• [Entries shown]
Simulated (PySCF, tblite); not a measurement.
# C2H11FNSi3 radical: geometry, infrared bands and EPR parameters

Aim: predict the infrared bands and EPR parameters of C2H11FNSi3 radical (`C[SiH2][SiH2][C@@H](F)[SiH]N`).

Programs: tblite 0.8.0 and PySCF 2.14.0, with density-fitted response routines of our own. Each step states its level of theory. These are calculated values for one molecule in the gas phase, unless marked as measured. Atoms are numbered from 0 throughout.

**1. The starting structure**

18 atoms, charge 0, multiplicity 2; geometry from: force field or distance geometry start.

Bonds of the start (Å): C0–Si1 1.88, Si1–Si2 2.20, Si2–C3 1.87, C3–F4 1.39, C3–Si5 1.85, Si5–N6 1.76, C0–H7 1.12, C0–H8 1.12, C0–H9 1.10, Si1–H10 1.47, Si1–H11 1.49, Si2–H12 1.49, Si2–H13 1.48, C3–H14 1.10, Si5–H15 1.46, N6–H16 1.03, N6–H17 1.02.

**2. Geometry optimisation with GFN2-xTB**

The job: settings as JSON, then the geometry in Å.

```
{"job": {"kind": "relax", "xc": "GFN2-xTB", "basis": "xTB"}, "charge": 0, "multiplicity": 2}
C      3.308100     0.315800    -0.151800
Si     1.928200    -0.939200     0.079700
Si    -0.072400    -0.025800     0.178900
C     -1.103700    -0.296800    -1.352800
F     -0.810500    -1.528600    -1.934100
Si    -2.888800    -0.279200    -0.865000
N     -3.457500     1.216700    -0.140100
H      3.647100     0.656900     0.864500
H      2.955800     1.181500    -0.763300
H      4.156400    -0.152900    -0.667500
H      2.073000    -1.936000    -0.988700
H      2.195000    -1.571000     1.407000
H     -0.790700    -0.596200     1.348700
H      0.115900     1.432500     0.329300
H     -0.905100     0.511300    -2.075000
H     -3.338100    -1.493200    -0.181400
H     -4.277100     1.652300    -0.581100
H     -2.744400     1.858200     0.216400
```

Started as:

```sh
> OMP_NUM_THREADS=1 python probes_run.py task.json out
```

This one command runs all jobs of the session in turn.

• [Assigned task] Beginning at the top of the data, please return every line until and including the line containing "18 atoms, charge", copied exactly, and nothing past it.

• [Expected answer]
Simulated (PySCF, tblite); not a measurement.
# C2H11FNSi3 radical: geometry, infrared bands and EPR parameters

Aim: predict the infrared bands and EPR parameters of C2H11FNSi3 radical (`C[SiH2][SiH2][C@@H](F)[SiH]N`).

Programs: tblite 0.8.0 and PySCF 2.14.0, with density-fitted response routines of our own. Each step states its level of theory. These are calculated values for one molecule in the gas phase, unless marked as measured. Atoms are numbered from 0 throughout.

**1. The starting structure**

18 atoms, charge 0, multiplicity 2; geometry from: force field or distance geometry start.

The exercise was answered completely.